# [WORK TASK]
What is needed here is an exact copy of all the entries below.

┌──

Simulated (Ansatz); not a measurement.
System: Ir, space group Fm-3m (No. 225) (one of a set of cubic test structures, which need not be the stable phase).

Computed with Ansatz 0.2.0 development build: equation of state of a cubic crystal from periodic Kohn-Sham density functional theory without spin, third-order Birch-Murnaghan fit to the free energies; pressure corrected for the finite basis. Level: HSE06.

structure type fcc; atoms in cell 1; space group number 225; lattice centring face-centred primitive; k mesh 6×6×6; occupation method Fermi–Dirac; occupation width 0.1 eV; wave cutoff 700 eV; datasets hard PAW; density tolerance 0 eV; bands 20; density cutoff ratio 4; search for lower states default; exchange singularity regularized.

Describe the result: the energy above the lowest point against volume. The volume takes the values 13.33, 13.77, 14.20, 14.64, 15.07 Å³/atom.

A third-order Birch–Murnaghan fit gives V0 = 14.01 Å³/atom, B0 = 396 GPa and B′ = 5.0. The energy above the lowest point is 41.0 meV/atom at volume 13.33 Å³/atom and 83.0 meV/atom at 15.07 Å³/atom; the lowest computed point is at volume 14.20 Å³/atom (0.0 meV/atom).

└──

# [WRITTEN RESPONSE]
Simulated (Ansatz); not a measurement.
System: Ir, space group Fm-3m (No. 225) (one of a set of cubic test structures, which need not be the stable phase).

Computed with Ansatz 0.2.0 development build: equation of state of a cubic crystal from periodic Kohn-Sham density functional theory without spin, third-order Birch-Murnaghan fit to the free energies; pressure corrected for the finite basis. Level: HSE06.

structure type fcc; atoms in cell 1; space group number 225; lattice centring face-centred primitive; k mesh 6×6×6; occupation method Fermi–Dirac; occupation width 0.1 eV; wave cutoff 700 eV; datasets hard PAW; density tolerance 0 eV; bands 20; density cutoff ratio 4; search for lower states default; exchange singularity regularized.

Describe the result: the energy above the lowest point against volume. The volume takes the values 13.33, 13.77, 14.20, 14.64, 15.07 Å³/atom.

A third-order Birch–Murnaghan fit gives V0 = 14.01 Å³/atom, B0 = 396 GPa and B′ = 5.0. The energy above the lowest point is 41.0 meV/atom at volume 13.33 Å³/atom and 83.0 meV/atom at 15.07 Å³/atom; the lowest computed point is at volume 14.20 Å³/atom (0.0 meV/atom).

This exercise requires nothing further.